* _Brief_: Go to the line holding "A. pressure 10 GPa" in the entries below and write out exactly every line down to and including the line holding "A: A, pressure".

========

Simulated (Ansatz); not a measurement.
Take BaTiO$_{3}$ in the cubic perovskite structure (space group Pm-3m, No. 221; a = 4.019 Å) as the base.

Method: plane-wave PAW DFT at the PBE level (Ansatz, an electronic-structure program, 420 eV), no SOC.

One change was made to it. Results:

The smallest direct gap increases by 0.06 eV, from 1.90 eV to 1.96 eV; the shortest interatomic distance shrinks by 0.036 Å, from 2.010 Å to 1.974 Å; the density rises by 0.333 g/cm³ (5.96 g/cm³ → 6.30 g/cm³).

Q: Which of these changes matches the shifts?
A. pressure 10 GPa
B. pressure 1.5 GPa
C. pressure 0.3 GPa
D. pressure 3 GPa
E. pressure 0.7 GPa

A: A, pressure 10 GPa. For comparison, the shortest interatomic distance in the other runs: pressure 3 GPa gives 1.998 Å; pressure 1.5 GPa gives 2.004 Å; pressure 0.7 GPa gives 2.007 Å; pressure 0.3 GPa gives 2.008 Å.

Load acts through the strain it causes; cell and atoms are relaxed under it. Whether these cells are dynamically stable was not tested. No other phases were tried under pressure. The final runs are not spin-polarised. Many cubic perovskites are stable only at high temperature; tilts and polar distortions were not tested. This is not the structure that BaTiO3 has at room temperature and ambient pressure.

========

* _Expected answer_:
A. pressure 10 GPa
B. pressure 1.5 GPa
C. pressure 0.3 GPa
D. pressure 3 GPa
E. pressure 0.7 GPa

A: A, pressure 10 GPa. For comparison, the shortest interatomic distance in the other runs: pressure 3 GPa gives 1.998 Å; pressure 1.5 GPa gives 2.004 Å; pressure 0.7 GPa gives 2.007 Å; pressure 0.3 GPa gives 2.008 Å.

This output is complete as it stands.